▶ [Supplied data]
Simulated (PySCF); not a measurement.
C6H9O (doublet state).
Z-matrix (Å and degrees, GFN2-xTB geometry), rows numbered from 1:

▶ [Task item]
Give back the complete data, each line unchanged.

▶ [Task output]
Simulated (PySCF); not a measurement.
C6H9O (doublet state).
Z-matrix (Å and degrees, GFN2-xTB geometry), rows numbered from 1:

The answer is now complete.